Assigned task
Only the lines from the start of the material through the line containing "2.80 eV (443" are to be extracted, exactly as they appear.

•••

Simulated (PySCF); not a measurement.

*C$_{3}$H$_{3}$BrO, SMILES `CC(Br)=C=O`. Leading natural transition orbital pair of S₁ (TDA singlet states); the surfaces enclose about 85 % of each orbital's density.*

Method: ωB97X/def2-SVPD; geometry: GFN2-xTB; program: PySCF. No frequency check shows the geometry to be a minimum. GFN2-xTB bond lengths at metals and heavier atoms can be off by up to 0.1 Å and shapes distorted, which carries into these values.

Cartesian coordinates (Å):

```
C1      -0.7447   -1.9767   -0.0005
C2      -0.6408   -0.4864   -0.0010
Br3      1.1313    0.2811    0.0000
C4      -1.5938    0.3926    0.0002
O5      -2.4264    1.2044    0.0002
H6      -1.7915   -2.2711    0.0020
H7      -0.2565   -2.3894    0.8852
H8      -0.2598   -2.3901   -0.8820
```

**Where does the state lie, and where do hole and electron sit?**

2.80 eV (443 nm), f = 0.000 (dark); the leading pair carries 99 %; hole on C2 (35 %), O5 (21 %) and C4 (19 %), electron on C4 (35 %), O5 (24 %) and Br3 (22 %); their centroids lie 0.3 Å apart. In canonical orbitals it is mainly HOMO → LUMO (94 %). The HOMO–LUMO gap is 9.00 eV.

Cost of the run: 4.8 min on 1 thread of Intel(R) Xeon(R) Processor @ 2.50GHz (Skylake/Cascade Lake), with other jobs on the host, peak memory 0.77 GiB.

•••

Answer box
Simulated (PySCF); not a measurement.

*C$_{3}$H$_{3}$BrO, SMILES `CC(Br)=C=O`. Leading natural transition orbital pair of S₁ (TDA singlet states); the surfaces enclose about 85 % of each orbital's density.*

Method: ωB97X/def2-SVPD; geometry: GFN2-xTB; program: PySCF. No frequency check shows the geometry to be a minimum. GFN2-xTB bond lengths at metals and heavier atoms can be off by up to 0.1 Å and shapes distorted, which carries into these values.

Cartesian coordinates (Å):

```
C1      -0.7447   -1.9767   -0.0005
C2      -0.6408   -0.4864   -0.0010
Br3      1.1313    0.2811    0.0000
C4      -1.5938    0.3926    0.0002
O5      -2.4264    1.2044    0.0002
H6      -1.7915   -2.2711    0.0020
H7      -0.2565   -2.3894    0.8852
H8      -0.2598   -2.3901   -0.8820
```

**Where does the state lie, and where do hole and electron sit?**

2.80 eV (443 nm), f = 0.000 (dark); the leading pair carries 99 %; hole on C2 (35 %), O5 (21 %) and C4 (19 %), electron on C4 (35 %), O5 (24 %) and Br3 (22 %); their centroids lie 0.3 Å apart. In canonical orbitals it is mainly HOMO → LUMO (94 %). The HOMO–LUMO gap is 9.00 eV.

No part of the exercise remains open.